*Records shown*
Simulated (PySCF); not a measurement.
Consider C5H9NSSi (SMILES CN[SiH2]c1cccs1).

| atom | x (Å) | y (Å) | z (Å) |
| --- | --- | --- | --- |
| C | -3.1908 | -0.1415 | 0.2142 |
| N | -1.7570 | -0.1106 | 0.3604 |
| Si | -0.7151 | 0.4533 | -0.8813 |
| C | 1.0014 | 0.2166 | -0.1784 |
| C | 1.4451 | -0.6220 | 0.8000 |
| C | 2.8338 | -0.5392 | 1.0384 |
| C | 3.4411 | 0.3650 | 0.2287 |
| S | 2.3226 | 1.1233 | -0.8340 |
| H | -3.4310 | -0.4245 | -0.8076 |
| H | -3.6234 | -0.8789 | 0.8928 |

*Exercise*
What you return should be the records above, repeated exactly.

*Task output*
Simulated (PySCF); not a measurement.
Consider C5H9NSSi (SMILES CN[SiH2]c1cccs1).

| atom | x (Å) | y (Å) | z (Å) |
| --- | --- | --- | --- |
| C | -3.1908 | -0.1415 | 0.2142 |
| N | -1.7570 | -0.1106 | 0.3604 |
| Si | -0.7151 | 0.4533 | -0.8813 |
| C | 1.0014 | 0.2166 | -0.1784 |
| C | 1.4451 | -0.6220 | 0.8000 |
| C | 2.8338 | -0.5392 | 1.0384 |
| C | 3.4411 | 0.3650 | 0.2287 |
| S | 2.3226 | 1.1233 | -0.8340 |
| H | -3.4310 | -0.4245 | -0.8076 |
| H | -3.6234 | -0.8789 | 0.8928 |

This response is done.